DATA LISTING.
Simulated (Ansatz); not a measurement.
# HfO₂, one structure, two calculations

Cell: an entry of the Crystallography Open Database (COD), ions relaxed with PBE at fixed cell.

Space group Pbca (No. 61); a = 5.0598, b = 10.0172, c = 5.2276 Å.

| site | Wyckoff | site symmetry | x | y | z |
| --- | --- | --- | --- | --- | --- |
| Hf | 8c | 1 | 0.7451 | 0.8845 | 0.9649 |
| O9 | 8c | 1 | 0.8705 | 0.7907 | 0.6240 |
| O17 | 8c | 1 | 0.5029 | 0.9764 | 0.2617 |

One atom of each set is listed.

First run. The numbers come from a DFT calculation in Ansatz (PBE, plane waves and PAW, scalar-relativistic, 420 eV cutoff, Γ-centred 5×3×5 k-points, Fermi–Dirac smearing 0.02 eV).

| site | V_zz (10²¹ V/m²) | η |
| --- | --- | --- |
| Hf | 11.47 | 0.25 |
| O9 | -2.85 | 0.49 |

TASK ITEM. Begin with the first line of the records and finish with the line containing "One atom of each set is listed.". Reproduce those lines exactly, both ends included, and nothing else.

RESULT.
Simulated (Ansatz); not a measurement.
# HfO₂, one structure, two calculations

Cell: an entry of the Crystallography Open Database (COD), ions relaxed with PBE at fixed cell.

Space group Pbca (No. 61); a = 5.0598, b = 10.0172, c = 5.2276 Å.

| site | Wyckoff | site symmetry | x | y | z |
| --- | --- | --- | --- | --- | --- |
| Hf | 8c | 1 | 0.7451 | 0.8845 | 0.9649 |
| O9 | 8c | 1 | 0.8705 | 0.7907 | 0.6240 |
| O17 | 8c | 1 | 0.5029 | 0.9764 | 0.2617 |

One atom of each set is listed.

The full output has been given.